Assigned task =
From the first line to the last, retype the listing without any alteration.

Given records =
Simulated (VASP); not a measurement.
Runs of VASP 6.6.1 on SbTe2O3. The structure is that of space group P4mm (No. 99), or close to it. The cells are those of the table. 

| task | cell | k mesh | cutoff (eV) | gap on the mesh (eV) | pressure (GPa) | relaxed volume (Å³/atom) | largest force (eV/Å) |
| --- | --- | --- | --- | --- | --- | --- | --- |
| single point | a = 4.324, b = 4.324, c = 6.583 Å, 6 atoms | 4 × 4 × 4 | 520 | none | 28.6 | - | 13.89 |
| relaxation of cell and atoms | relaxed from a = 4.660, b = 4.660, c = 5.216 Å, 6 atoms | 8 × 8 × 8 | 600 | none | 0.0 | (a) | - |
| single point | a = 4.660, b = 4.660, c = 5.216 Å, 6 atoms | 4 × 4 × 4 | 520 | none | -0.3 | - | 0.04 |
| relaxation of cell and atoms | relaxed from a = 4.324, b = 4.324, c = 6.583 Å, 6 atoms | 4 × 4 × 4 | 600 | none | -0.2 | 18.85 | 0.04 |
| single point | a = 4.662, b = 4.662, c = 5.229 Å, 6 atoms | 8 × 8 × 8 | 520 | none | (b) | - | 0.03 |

Answer section =
Simulated (VASP); not a measurement.
Runs of VASP 6.6.1 on SbTe2O3. The structure is that of space group P4mm (No. 99), or close to it. The cells are those of the table. 

| task | cell | k mesh | cutoff (eV) | gap on the mesh (eV) | pressure (GPa) | relaxed volume (Å³/atom) | largest force (eV/Å) |
| --- | --- | --- | --- | --- | --- | --- | --- |
| single point | a = 4.324, b = 4.324, c = 6.583 Å, 6 atoms | 4 × 4 × 4 | 520 | none | 28.6 | - | 13.89 |
| relaxation of cell and atoms | relaxed from a = 4.660, b = 4.660, c = 5.216 Å, 6 atoms | 8 × 8 × 8 | 600 | none | 0.0 | (a) | - |
| single point | a = 4.660, b = 4.660, c = 5.216 Å, 6 atoms | 4 × 4 × 4 | 520 | none | -0.3 | - | 0.04 |
| relaxation of cell and atoms | relaxed from a = 4.324, b = 4.324, c = 6.583 Å, 6 atoms | 4 × 4 × 4 | 600 | none | -0.2 | 18.85 | 0.04 |
| single point | a = 4.662, b = 4.662, c = 5.229 Å, 6 atoms | 8 × 8 × 8 | 520 | none | (b) | - | 0.03 |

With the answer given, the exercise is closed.